**Exercise:** Repeat each line of the material exactly.

* * * *

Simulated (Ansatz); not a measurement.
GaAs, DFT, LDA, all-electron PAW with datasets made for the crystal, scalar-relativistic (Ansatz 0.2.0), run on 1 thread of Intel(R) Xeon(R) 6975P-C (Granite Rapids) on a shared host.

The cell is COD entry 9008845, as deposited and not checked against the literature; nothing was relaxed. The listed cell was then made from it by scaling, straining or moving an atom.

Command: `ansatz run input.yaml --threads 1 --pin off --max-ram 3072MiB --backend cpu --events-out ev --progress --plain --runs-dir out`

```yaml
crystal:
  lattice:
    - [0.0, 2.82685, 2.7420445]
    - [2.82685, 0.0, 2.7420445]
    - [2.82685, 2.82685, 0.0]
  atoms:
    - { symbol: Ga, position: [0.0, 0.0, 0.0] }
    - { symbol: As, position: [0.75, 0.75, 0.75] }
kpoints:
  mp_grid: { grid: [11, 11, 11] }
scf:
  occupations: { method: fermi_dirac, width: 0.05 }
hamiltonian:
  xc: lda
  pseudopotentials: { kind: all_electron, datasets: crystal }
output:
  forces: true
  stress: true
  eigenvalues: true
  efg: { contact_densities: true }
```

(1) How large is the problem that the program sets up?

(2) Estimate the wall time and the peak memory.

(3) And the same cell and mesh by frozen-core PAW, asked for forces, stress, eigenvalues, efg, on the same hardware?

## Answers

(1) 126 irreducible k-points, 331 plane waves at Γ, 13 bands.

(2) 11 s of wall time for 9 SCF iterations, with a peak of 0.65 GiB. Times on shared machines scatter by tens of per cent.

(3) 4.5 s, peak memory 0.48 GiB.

* * * *

**Task output:**
Simulated (Ansatz); not a measurement.
GaAs, DFT, LDA, all-electron PAW with datasets made for the crystal, scalar-relativistic (Ansatz 0.2.0), run on 1 thread of Intel(R) Xeon(R) 6975P-C (Granite Rapids) on a shared host.

The cell is COD entry 9008845, as deposited and not checked against the literature; nothing was relaxed. The listed cell was then made from it by scaling, straining or moving an atom.

Command: `ansatz run input.yaml --threads 1 --pin off --max-ram 3072MiB --backend cpu --events-out ev --progress --plain --runs-dir out`

```yaml
crystal:
  lattice:
    - [0.0, 2.82685, 2.7420445]
    - [2.82685, 0.0, 2.7420445]
    - [2.82685, 2.82685, 0.0]
  atoms:
    - { symbol: Ga, position: [0.0, 0.0, 0.0] }
    - { symbol: As, position: [0.75, 0.75, 0.75] }
kpoints:
  mp_grid: { grid: [11, 11, 11] }
scf:
  occupations: { method: fermi_dirac, width: 0.05 }
hamiltonian:
  xc: lda
  pseudopotentials: { kind: all_electron, datasets: crystal }
output:
  forces: true
  stress: true
  eigenvalues: true
  efg: { contact_densities: true }
```

(1) How large is the problem that the program sets up?

(2) Estimate the wall time and the peak memory.

(3) And the same cell and mesh by frozen-core PAW, asked for forces, stress, eigenvalues, efg, on the same hardware?

## Answers

(1) 126 irreducible k-points, 331 plane waves at Γ, 13 bands.

(2) 11 s of wall time for 9 SCF iterations, with a peak of 0.65 GiB. Times on shared machines scatter by tens of per cent.

(3) 4.5 s, peak memory 0.48 GiB.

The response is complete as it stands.